--- BRIEF ---
From the records below, output exactly the lines running from the line containing "### Step 1. The cell of the first run" through the line containing "Potentials or basis: VASP", and no others.

# # # #

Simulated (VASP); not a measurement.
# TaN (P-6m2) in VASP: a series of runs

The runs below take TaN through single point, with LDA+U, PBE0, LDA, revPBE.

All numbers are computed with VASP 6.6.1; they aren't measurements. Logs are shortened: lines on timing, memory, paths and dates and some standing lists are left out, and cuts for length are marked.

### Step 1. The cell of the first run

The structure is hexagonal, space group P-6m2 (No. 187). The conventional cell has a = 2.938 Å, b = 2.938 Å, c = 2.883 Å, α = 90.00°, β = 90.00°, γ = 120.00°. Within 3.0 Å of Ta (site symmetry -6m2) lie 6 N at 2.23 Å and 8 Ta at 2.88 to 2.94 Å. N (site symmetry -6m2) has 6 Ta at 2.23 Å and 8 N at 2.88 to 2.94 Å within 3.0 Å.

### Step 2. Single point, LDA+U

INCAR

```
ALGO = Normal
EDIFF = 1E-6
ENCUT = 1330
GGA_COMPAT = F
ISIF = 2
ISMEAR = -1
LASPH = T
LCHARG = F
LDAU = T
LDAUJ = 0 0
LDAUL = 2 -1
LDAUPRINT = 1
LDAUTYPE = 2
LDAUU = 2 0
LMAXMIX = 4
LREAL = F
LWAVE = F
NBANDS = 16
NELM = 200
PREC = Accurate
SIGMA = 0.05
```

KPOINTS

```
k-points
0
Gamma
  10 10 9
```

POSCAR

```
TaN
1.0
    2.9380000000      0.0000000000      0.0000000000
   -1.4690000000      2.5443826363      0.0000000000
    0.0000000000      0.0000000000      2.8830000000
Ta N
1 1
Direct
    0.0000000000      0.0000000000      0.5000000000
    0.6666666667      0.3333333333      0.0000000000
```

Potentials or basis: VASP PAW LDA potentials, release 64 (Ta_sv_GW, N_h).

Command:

# # # #

--- ANSWER BOX ---
### Step 1. The cell of the first run

The structure is hexagonal, space group P-6m2 (No. 187). The conventional cell has a = 2.938 Å, b = 2.938 Å, c = 2.883 Å, α = 90.00°, β = 90.00°, γ = 120.00°. Within 3.0 Å of Ta (site symmetry -6m2) lie 6 N at 2.23 Å and 8 Ta at 2.88 to 2.94 Å. N (site symmetry -6m2) has 6 Ta at 2.23 Å and 8 N at 2.88 to 2.94 Å within 3.0 Å.

### Step 2. Single point, LDA+U

INCAR

```
ALGO = Normal
EDIFF = 1E-6
ENCUT = 1330
GGA_COMPAT = F
ISIF = 2
ISMEAR = -1
LASPH = T
LCHARG = F
LDAU = T
LDAUJ = 0 0
LDAUL = 2 -1
LDAUPRINT = 1
LDAUTYPE = 2
LDAUU = 2 0
LMAXMIX = 4
LREAL = F
LWAVE = F
NBANDS = 16
NELM = 200
PREC = Accurate
SIGMA = 0.05
```

KPOINTS

```
k-points
0
Gamma
  10 10 9
```

POSCAR

```
TaN
1.0
    2.9380000000      0.0000000000      0.0000000000
   -1.4690000000      2.5443826363      0.0000000000
    0.0000000000      0.0000000000      2.8830000000
Ta N
1 1
Direct
    0.0000000000      0.0000000000      0.5000000000
    0.6666666667      0.3333333333      0.0000000000
```

Potentials or basis: VASP PAW LDA potentials, release 64 (Ta_sv_GW, N_h).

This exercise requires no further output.